ACTIVITY. Are you able to quote each entry exactly as written?

====

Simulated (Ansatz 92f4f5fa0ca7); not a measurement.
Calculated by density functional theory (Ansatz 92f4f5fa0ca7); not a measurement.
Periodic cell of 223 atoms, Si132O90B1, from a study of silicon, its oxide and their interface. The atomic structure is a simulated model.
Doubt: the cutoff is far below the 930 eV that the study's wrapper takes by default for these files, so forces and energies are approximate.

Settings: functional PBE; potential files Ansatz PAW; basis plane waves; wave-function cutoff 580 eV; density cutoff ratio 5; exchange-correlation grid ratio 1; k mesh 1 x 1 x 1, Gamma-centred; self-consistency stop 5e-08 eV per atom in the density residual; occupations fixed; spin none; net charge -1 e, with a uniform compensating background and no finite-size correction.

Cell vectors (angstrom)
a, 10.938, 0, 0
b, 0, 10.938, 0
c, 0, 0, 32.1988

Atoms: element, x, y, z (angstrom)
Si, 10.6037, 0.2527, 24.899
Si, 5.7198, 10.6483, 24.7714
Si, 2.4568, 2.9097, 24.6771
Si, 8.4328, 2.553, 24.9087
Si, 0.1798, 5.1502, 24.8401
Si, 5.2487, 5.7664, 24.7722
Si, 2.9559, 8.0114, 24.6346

====

RESULT.
Simulated (Ansatz 92f4f5fa0ca7); not a measurement.
Calculated by density functional theory (Ansatz 92f4f5fa0ca7); not a measurement.
Periodic cell of 223 atoms, Si132O90B1, from a study of silicon, its oxide and their interface. The atomic structure is a simulated model.
Doubt: the cutoff is far below the 930 eV that the study's wrapper takes by default for these files, so forces and energies are approximate.

Settings: functional PBE; potential files Ansatz PAW; basis plane waves; wave-function cutoff 580 eV; density cutoff ratio 5; exchange-correlation grid ratio 1; k mesh 1 x 1 x 1, Gamma-centred; self-consistency stop 5e-08 eV per atom in the density residual; occupations fixed; spin none; net charge -1 e, with a uniform compensating background and no finite-size correction.

Cell vectors (angstrom)
a, 10.938, 0, 0
b, 0, 10.938, 0
c, 0, 0, 32.1988

Atoms: element, x, y, z (angstrom)
Si, 10.6037, 0.2527, 24.899
Si, 5.7198, 10.6483, 24.7714
Si, 2.4568, 2.9097, 24.6771
Si, 8.4328, 2.553, 24.9087
Si, 0.1798, 5.1502, 24.8401
Si, 5.2487, 5.7664, 24.7722
Si, 2.9559, 8.0114, 24.6346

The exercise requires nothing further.